▶ **Raw data**:
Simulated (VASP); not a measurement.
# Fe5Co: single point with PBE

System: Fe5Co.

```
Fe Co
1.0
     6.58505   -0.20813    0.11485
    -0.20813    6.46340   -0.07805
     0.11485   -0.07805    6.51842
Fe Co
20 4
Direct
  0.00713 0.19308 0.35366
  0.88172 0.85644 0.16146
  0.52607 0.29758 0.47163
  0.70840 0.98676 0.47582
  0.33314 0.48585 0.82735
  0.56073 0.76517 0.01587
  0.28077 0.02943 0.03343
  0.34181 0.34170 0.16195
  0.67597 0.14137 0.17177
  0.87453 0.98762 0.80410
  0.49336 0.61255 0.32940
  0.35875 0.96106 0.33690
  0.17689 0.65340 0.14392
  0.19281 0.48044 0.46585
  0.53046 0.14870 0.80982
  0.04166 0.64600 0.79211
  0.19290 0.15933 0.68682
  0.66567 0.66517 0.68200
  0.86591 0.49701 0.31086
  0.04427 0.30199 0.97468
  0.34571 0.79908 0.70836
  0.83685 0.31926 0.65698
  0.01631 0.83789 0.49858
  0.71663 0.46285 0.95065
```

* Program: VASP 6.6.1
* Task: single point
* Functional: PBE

▶ **Work request**:
Repeat the material exactly. Begin with its first line and end with the line that has "Task: single point".

▶ **Written response**:
Simulated (VASP); not a measurement.
# Fe5Co: single point with PBE

System: Fe5Co.

```
Fe Co
1.0
     6.58505   -0.20813    0.11485
    -0.20813    6.46340   -0.07805
     0.11485   -0.07805    6.51842
Fe Co
20 4
Direct
  0.00713 0.19308 0.35366
  0.88172 0.85644 0.16146
  0.52607 0.29758 0.47163
  0.70840 0.98676 0.47582
  0.33314 0.48585 0.82735
  0.56073 0.76517 0.01587
  0.28077 0.02943 0.03343
  0.34181 0.34170 0.16195
  0.67597 0.14137 0.17177
  0.87453 0.98762 0.80410
  0.49336 0.61255 0.32940
  0.35875 0.96106 0.33690
  0.17689 0.65340 0.14392
  0.19281 0.48044 0.46585
  0.53046 0.14870 0.80982
  0.04166 0.64600 0.79211
  0.19290 0.15933 0.68682
  0.66567 0.66517 0.68200
  0.86591 0.49701 0.31086
  0.04427 0.30199 0.97468
  0.34571 0.79908 0.70836
  0.83685 0.31926 0.65698
  0.01631 0.83789 0.49858
  0.71663 0.46285 0.95065
```

* Program: VASP 6.6.1
* Task: single point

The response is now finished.